▶ **Record excerpts**:
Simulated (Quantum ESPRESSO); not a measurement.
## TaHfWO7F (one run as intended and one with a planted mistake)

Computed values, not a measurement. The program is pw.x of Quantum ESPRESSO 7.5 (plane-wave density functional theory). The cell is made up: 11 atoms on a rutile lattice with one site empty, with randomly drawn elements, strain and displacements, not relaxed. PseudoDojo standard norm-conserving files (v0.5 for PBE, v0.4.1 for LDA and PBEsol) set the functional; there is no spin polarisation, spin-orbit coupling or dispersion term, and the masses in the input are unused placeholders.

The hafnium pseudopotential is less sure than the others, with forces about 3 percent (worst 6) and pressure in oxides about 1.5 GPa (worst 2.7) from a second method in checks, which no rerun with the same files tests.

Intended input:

▶ **Assigned task**: The whole listing above needs to be written out again exactly.

▶ **Solution**:
Simulated (Quantum ESPRESSO); not a measurement.
## TaHfWO7F (one run as intended and one with a planted mistake)

Computed values, not a measurement. The program is pw.x of Quantum ESPRESSO 7.5 (plane-wave density functional theory). The cell is made up: 11 atoms on a rutile lattice with one site empty, with randomly drawn elements, strain and displacements, not relaxed. PseudoDojo standard norm-conserving files (v0.5 for PBE, v0.4.1 for LDA and PBEsol) set the functional; there is no spin polarisation, spin-orbit coupling or dispersion term, and the masses in the input are unused placeholders.

The hafnium pseudopotential is less sure than the others, with forces about 3 percent (worst 6) and pressure in oxides about 1.5 GPa (worst 2.7) from a second method in checks, which no rerun with the same files tests.

Intended input:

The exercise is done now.